> [Supplied material]:
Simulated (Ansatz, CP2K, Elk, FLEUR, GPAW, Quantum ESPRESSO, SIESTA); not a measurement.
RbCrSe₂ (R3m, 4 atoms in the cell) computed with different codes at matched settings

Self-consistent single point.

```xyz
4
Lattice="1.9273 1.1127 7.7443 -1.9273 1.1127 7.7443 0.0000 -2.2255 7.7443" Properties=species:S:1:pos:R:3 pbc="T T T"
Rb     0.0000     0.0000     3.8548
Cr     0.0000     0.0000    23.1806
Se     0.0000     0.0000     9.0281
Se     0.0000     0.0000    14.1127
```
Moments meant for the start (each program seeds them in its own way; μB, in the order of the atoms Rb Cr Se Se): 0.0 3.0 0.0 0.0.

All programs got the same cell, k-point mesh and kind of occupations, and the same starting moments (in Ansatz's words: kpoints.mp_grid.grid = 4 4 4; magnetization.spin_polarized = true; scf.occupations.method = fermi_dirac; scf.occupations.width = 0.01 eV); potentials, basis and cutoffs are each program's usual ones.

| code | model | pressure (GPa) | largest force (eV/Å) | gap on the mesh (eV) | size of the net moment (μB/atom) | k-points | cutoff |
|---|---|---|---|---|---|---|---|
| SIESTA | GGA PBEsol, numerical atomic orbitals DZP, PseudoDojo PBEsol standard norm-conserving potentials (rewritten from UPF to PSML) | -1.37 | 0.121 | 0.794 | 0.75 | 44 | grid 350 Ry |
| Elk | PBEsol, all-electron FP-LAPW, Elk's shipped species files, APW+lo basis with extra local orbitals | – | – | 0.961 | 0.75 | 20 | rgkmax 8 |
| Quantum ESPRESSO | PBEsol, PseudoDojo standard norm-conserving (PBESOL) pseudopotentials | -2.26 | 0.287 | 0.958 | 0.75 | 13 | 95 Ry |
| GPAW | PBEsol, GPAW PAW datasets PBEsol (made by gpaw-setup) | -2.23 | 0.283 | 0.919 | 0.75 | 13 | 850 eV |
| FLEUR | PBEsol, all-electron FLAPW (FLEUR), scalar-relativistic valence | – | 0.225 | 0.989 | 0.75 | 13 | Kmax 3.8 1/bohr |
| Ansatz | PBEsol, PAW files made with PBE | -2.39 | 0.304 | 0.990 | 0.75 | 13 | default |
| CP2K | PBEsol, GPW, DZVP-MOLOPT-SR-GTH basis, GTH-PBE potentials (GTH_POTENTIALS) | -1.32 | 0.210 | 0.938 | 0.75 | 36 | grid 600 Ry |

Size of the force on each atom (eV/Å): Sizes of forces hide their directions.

> [Work task]: Nothing but the lines above from the one containing "k-points | cutoff |" through the one containing "grid 350 Ry |" should appear in the answer, each repeated exactly.

> [Worked solution]:
| code | model | pressure (GPa) | largest force (eV/Å) | gap on the mesh (eV) | size of the net moment (μB/atom) | k-points | cutoff |
|---|---|---|---|---|---|---|---|
| SIESTA | GGA PBEsol, numerical atomic orbitals DZP, PseudoDojo PBEsol standard norm-conserving potentials (rewritten from UPF to PSML) | -1.37 | 0.121 | 0.794 | 0.75 | 44 | grid 350 Ry |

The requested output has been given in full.